Exercise ::
Please copy the leading lines of the entries below exactly, concluding with the line in which "Method: PBE; PseudoDojo" occurs.

____________________

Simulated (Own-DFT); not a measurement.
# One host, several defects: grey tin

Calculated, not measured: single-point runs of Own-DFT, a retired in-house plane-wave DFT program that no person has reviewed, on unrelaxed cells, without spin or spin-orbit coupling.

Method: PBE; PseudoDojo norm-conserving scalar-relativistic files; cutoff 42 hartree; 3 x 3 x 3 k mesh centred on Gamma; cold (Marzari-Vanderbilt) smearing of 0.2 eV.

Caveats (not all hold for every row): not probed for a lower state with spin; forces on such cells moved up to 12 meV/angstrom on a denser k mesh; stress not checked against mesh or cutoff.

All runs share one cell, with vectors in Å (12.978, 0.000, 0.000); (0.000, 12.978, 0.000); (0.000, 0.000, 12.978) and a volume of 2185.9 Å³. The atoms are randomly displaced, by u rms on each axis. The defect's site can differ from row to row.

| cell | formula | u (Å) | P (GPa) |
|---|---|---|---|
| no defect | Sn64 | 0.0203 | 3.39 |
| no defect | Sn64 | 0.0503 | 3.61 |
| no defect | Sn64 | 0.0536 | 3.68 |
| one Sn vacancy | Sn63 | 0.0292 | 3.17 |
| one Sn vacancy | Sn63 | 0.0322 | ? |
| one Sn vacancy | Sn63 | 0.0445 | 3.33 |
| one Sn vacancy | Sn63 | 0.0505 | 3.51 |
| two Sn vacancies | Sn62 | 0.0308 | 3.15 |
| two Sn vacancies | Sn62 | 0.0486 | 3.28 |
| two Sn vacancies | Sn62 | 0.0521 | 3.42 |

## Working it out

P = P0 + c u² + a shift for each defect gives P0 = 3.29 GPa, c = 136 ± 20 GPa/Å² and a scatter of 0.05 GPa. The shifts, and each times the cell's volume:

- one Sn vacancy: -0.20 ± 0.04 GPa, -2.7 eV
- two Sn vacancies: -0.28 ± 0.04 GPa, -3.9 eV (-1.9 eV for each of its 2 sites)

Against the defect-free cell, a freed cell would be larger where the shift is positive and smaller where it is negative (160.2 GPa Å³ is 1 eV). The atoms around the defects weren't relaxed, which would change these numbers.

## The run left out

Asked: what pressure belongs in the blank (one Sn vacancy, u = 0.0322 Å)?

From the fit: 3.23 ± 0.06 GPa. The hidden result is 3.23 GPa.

____________________

Your response ::
Simulated (Own-DFT); not a measurement.
# One host, several defects: grey tin

Calculated, not measured: single-point runs of Own-DFT, a retired in-house plane-wave DFT program that no person has reviewed, on unrelaxed cells, without spin or spin-orbit coupling.

Method: PBE; PseudoDojo norm-conserving scalar-relativistic files; cutoff 42 hartree; 3 x 3 x 3 k mesh centred on Gamma; cold (Marzari-Vanderbilt) smearing of 0.2 eV.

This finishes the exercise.